__SUPPLIED MATERIAL__
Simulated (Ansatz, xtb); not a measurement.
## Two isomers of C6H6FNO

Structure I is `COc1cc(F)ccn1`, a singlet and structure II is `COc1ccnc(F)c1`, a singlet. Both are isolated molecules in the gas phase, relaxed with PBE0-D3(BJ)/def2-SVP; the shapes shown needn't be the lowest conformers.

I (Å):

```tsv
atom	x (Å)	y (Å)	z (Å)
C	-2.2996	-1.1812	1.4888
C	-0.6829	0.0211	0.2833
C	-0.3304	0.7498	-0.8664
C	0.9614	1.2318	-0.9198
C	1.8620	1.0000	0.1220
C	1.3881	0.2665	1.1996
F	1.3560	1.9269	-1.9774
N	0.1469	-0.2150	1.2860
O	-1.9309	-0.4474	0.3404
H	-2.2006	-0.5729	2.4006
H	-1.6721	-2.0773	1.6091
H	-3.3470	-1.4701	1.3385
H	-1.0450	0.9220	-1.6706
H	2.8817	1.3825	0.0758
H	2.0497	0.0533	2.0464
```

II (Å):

__WORK REQUEST__
Every line of the data above is to be copied out exactly.

__ANSWER BOX__
Simulated (Ansatz, xtb); not a measurement.
## Two isomers of C6H6FNO

Structure I is `COc1cc(F)ccn1`, a singlet and structure II is `COc1ccnc(F)c1`, a singlet. Both are isolated molecules in the gas phase, relaxed with PBE0-D3(BJ)/def2-SVP; the shapes shown needn't be the lowest conformers.

I (Å):

```tsv
atom	x (Å)	y (Å)	z (Å)
C	-2.2996	-1.1812	1.4888
C	-0.6829	0.0211	0.2833
C	-0.3304	0.7498	-0.8664
C	0.9614	1.2318	-0.9198
C	1.8620	1.0000	0.1220
C	1.3881	0.2665	1.1996
F	1.3560	1.9269	-1.9774
N	0.1469	-0.2150	1.2860
O	-1.9309	-0.4474	0.3404
H	-2.2006	-0.5729	2.4006
H	-1.6721	-2.0773	1.6091
H	-3.3470	-1.4701	1.3385
H	-1.0450	0.9220	-1.6706
H	2.8817	1.3825	0.0758
H	2.0497	0.0533	2.0464
```

II (Å):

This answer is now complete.